- Assigned task -
Every record that follows must be returned word for word.

- Data for review -
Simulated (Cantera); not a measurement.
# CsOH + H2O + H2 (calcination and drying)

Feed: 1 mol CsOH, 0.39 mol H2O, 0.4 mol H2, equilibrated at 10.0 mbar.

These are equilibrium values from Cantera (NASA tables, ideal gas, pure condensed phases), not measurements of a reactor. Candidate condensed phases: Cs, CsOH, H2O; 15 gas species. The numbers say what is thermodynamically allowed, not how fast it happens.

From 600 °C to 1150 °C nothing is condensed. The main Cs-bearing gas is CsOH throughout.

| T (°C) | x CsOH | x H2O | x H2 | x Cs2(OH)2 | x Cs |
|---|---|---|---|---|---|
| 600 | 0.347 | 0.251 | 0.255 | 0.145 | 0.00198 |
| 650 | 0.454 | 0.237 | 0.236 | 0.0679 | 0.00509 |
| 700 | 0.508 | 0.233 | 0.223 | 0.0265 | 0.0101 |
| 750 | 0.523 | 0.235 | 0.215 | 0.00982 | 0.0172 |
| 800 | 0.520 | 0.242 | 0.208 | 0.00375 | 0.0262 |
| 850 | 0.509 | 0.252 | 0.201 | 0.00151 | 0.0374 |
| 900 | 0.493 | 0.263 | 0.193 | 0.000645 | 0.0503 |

- Solution -
Simulated (Cantera); not a measurement.
# CsOH + H2O + H2 (calcination and drying)

Feed: 1 mol CsOH, 0.39 mol H2O, 0.4 mol H2, equilibrated at 10.0 mbar.

These are equilibrium values from Cantera (NASA tables, ideal gas, pure condensed phases), not measurements of a reactor. Candidate condensed phases: Cs, CsOH, H2O; 15 gas species. The numbers say what is thermodynamically allowed, not how fast it happens.

From 600 °C to 1150 °C nothing is condensed. The main Cs-bearing gas is CsOH throughout.

| T (°C) | x CsOH | x H2O | x H2 | x Cs2(OH)2 | x Cs |
|---|---|---|---|---|---|
| 600 | 0.347 | 0.251 | 0.255 | 0.145 | 0.00198 |
| 650 | 0.454 | 0.237 | 0.236 | 0.0679 | 0.00509 |
| 700 | 0.508 | 0.233 | 0.223 | 0.0265 | 0.0101 |
| 750 | 0.523 | 0.235 | 0.215 | 0.00982 | 0.0172 |
| 800 | 0.520 | 0.242 | 0.208 | 0.00375 | 0.0262 |
| 850 | 0.509 | 0.252 | 0.201 | 0.00151 | 0.0374 |
| 900 | 0.493 | 0.263 | 0.193 | 0.000645 | 0.0503 |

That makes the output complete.